• _THE DATA_
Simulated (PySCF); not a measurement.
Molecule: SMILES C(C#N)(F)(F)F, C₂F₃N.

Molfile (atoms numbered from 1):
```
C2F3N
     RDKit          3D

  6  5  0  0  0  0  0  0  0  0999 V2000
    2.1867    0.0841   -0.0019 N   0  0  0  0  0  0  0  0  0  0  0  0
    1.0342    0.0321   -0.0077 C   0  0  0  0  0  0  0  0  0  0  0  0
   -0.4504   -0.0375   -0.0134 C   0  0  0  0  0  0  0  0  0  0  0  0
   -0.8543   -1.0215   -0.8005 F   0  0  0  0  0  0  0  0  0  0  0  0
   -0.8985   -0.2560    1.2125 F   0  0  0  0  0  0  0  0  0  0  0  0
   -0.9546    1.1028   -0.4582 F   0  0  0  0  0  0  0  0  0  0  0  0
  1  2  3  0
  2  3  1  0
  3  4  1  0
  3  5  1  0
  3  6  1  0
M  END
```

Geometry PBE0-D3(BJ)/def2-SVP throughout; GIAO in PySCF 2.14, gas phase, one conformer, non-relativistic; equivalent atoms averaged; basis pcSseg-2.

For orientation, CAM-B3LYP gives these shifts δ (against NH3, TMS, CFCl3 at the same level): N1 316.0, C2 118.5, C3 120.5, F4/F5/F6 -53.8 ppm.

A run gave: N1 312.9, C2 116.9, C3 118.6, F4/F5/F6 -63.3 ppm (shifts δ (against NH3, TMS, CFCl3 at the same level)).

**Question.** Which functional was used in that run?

• _ASSIGNED TASK_
From the first line of the listing above to the line that contains "A run gave: N1", inclusive, restate every line word for word. Nothing else belongs in the answer.

• _RESULT_
Simulated (PySCF); not a measurement.
Molecule: SMILES C(C#N)(F)(F)F, C₂F₃N.

Molfile (atoms numbered from 1):
```
C2F3N
     RDKit          3D

  6  5  0  0  0  0  0  0  0  0999 V2000
    2.1867    0.0841   -0.0019 N   0  0  0  0  0  0  0  0  0  0  0  0
    1.0342    0.0321   -0.0077 C   0  0  0  0  0  0  0  0  0  0  0  0
   -0.4504   -0.0375   -0.0134 C   0  0  0  0  0  0  0  0  0  0  0  0
   -0.8543   -1.0215   -0.8005 F   0  0  0  0  0  0  0  0  0  0  0  0
   -0.8985   -0.2560    1.2125 F   0  0  0  0  0  0  0  0  0  0  0  0
   -0.9546    1.1028   -0.4582 F   0  0  0  0  0  0  0  0  0  0  0  0
  1  2  3  0
  2  3  1  0
  3  4  1  0
  3  5  1  0
  3  6  1  0
M  END
```

Geometry PBE0-D3(BJ)/def2-SVP throughout; GIAO in PySCF 2.14, gas phase, one conformer, non-relativistic; equivalent atoms averaged; basis pcSseg-2.

For orientation, CAM-B3LYP gives these shifts δ (against NH3, TMS, CFCl3 at the same level): N1 316.0, C2 118.5, C3 120.5, F4/F5/F6 -53.8 ppm.

A run gave: N1 312.9, C2 116.9, C3 118.6, F4/F5/F6 -63.3 ppm (shifts δ (against NH3, TMS, CFCl3 at the same level)).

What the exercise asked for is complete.